-- SOURCE INFORMATION --
++++++

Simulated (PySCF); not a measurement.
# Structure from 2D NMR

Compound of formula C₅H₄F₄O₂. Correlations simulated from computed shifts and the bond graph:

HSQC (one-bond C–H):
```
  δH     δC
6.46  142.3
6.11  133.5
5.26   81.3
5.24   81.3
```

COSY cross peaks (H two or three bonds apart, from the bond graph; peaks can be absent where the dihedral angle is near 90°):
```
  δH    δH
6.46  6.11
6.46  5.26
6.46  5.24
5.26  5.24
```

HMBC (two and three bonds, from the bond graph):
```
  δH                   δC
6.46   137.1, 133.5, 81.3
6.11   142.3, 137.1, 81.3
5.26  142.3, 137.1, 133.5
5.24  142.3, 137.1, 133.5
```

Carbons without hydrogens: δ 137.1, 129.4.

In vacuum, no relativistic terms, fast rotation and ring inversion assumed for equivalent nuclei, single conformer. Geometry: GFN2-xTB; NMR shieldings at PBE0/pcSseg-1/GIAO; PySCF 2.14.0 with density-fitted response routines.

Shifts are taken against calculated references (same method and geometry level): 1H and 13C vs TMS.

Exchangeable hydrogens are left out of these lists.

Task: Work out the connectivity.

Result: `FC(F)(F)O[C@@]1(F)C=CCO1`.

++++++

Taking the entries from their first line through the line with "Carbons without hydrogens: δ 137.1, 129.4.", inclusive, restate each line word for word and give nothing else.

Simulated (PySCF); not a measurement.
# Structure from 2D NMR

Compound of formula C₅H₄F₄O₂. Correlations simulated from computed shifts and the bond graph:

HSQC (one-bond C–H):
```
  δH     δC
6.46  142.3
6.11  133.5
5.26   81.3
5.24   81.3
```

COSY cross peaks (H two or three bonds apart, from the bond graph; peaks can be absent where the dihedral angle is near 90°):
```
  δH    δH
6.46  6.11
6.46  5.26
6.46  5.24
5.26  5.24
```

HMBC (two and three bonds, from the bond graph):
```
  δH                   δC
6.46   137.1, 133.5, 81.3
6.11   142.3, 137.1, 81.3
5.26  142.3, 137.1, 133.5
5.24  142.3, 137.1, 133.5
```

Carbons without hydrogens: δ 137.1, 129.4.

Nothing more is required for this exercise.